*Entries shown*
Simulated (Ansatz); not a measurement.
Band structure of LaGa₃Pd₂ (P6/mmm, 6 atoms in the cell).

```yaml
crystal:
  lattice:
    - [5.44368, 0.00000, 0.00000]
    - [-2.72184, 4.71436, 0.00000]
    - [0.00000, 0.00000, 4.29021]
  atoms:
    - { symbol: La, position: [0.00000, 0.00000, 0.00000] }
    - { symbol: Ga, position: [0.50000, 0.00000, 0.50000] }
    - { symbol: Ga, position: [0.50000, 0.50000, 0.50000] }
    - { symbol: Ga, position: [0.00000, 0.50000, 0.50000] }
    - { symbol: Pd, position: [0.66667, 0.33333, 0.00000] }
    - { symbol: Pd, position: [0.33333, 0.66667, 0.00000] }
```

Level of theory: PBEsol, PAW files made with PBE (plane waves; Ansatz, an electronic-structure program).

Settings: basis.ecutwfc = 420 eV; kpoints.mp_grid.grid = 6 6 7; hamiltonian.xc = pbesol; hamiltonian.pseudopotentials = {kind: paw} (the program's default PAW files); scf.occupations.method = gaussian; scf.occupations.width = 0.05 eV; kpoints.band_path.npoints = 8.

*Brief*
Starting with the first line of the data above, copy each line exactly until you reach the line with "Level of theory: PBEsol, PAW"; include that line as well.

*Result*
Simulated (Ansatz); not a measurement.
Band structure of LaGa₃Pd₂ (P6/mmm, 6 atoms in the cell).

```yaml
crystal:
  lattice:
    - [5.44368, 0.00000, 0.00000]
    - [-2.72184, 4.71436, 0.00000]
    - [0.00000, 0.00000, 4.29021]
  atoms:
    - { symbol: La, position: [0.00000, 0.00000, 0.00000] }
    - { symbol: Ga, position: [0.50000, 0.00000, 0.50000] }
    - { symbol: Ga, position: [0.50000, 0.50000, 0.50000] }
    - { symbol: Ga, position: [0.00000, 0.50000, 0.50000] }
    - { symbol: Pd, position: [0.66667, 0.33333, 0.00000] }
    - { symbol: Pd, position: [0.33333, 0.66667, 0.00000] }
```

Level of theory: PBEsol, PAW files made with PBE (plane waves; Ansatz, an electronic-structure program).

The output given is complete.